■ **SUPPLIED ENTRIES**:
★ ★ ★ ★ ★ ★ ★

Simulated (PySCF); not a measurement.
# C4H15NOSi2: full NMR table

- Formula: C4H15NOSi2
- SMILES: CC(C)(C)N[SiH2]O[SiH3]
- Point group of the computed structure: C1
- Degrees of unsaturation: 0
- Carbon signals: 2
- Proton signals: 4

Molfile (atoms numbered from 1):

★ ★ ★ ★ ★ ★ ★

■ **REQUIREMENT**: Up to and including the line with "- Proton signals: 4", print every line of the records from the start.

■ **WRITTEN REPLY**:
Simulated (PySCF); not a measurement.
# C4H15NOSi2: full NMR table

- Formula: C4H15NOSi2
- SMILES: CC(C)(C)N[SiH2]O[SiH3]
- Point group of the computed structure: C1
- Degrees of unsaturation: 0
- Carbon signals: 2
- Proton signals: 4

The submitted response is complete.